Requirement – From the first line of the data below, copy each line up to the one containing "89.77 | 102.5 |", and include that line too.

*** Opening Entries shown ***

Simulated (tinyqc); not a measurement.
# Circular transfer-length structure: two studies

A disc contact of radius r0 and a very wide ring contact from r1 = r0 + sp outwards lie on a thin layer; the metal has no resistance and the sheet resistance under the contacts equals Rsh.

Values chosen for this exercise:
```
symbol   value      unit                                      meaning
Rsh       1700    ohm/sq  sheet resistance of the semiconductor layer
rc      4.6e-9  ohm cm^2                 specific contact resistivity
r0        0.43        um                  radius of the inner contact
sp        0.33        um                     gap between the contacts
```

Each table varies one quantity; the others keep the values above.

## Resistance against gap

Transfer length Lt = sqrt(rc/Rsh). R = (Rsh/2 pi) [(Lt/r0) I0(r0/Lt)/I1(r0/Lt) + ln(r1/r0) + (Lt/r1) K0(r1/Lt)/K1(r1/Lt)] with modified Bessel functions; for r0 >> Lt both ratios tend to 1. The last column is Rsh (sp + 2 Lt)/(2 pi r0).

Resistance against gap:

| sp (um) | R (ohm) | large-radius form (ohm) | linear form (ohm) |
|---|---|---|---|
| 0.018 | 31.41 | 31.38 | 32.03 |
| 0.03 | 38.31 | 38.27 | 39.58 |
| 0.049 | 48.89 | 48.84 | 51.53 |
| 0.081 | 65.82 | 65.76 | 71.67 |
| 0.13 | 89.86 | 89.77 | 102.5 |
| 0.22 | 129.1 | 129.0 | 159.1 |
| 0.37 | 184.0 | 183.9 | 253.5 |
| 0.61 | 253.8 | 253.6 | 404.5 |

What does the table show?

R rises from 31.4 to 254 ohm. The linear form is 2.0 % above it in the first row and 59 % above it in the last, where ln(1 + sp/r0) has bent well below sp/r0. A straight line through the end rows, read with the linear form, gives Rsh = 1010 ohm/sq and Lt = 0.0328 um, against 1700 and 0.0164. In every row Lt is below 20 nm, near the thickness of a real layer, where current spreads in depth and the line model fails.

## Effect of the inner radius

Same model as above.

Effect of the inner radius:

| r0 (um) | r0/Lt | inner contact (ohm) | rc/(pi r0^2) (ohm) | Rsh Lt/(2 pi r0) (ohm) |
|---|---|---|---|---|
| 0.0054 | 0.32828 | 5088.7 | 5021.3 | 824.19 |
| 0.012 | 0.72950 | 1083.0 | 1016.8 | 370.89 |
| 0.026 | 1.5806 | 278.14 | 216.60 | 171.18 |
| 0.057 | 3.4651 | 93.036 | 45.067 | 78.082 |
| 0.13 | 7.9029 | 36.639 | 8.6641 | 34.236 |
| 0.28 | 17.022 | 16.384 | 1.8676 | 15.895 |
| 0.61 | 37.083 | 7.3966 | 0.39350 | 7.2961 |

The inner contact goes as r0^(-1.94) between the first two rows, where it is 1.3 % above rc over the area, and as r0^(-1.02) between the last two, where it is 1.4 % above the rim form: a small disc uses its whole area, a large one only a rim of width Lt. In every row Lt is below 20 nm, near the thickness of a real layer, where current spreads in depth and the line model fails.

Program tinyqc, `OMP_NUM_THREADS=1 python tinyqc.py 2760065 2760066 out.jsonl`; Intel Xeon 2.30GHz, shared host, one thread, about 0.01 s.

*** Closing Entries shown ***

Response area –
Simulated (tinyqc); not a measurement.
# Circular transfer-length structure: two studies

A disc contact of radius r0 and a very wide ring contact from r1 = r0 + sp outwards lie on a thin layer; the metal has no resistance and the sheet resistance under the contacts equals Rsh.

Values chosen for this exercise:
```
symbol   value      unit                                      meaning
Rsh       1700    ohm/sq  sheet resistance of the semiconductor layer
rc      4.6e-9  ohm cm^2                 specific contact resistivity
r0        0.43        um                  radius of the inner contact
sp        0.33        um                     gap between the contacts
```

Each table varies one quantity; the others keep the values above.

## Resistance against gap

Transfer length Lt = sqrt(rc/Rsh). R = (Rsh/2 pi) [(Lt/r0) I0(r0/Lt)/I1(r0/Lt) + ln(r1/r0) + (Lt/r1) K0(r1/Lt)/K1(r1/Lt)] with modified Bessel functions; for r0 >> Lt both ratios tend to 1. The last column is Rsh (sp + 2 Lt)/(2 pi r0).

Resistance against gap:

| sp (um) | R (ohm) | large-radius form (ohm) | linear form (ohm) |
|---|---|---|---|
| 0.018 | 31.41 | 31.38 | 32.03 |
| 0.03 | 38.31 | 38.27 | 39.58 |
| 0.049 | 48.89 | 48.84 | 51.53 |
| 0.081 | 65.82 | 65.76 | 71.67 |
| 0.13 | 89.86 | 89.77 | 102.5 |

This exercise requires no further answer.